**Work order:** Only a slice of the listing below is wanted. Retype the lines from the one containing "The input is" through the one containing "Question: What does the second run give?", exactly, both ends included.

**Available data:**
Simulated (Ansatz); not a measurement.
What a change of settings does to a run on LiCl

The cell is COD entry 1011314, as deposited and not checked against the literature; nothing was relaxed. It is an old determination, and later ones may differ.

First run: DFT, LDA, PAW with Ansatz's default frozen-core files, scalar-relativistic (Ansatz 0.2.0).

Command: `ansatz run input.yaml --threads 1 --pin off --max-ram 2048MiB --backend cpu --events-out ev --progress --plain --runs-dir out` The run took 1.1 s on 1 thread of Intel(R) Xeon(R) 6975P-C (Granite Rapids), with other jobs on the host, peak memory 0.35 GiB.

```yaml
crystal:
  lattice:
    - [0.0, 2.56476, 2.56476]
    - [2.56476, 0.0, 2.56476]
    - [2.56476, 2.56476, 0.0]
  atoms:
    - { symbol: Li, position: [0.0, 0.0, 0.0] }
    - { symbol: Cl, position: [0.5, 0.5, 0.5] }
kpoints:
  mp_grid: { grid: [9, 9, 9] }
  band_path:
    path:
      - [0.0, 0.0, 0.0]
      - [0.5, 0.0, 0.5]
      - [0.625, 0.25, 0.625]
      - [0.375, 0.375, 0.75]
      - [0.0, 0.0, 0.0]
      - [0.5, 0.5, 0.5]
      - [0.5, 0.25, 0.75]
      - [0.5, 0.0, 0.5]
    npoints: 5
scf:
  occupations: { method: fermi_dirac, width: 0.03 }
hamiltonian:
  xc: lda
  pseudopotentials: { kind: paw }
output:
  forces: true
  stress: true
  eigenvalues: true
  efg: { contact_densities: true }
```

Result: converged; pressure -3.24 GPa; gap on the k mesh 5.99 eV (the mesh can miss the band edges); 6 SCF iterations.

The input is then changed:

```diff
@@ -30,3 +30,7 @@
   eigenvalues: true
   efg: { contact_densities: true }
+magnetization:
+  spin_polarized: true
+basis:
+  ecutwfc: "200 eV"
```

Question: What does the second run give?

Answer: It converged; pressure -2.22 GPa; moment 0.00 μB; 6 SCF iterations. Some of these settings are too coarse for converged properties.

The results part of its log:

**Solution:**
The input is then changed:

```diff
@@ -30,3 +30,7 @@
   eigenvalues: true
   efg: { contact_densities: true }
+magnetization:
+  spin_polarized: true
+basis:
+  ecutwfc: "200 eV"
```

Question: What does the second run give?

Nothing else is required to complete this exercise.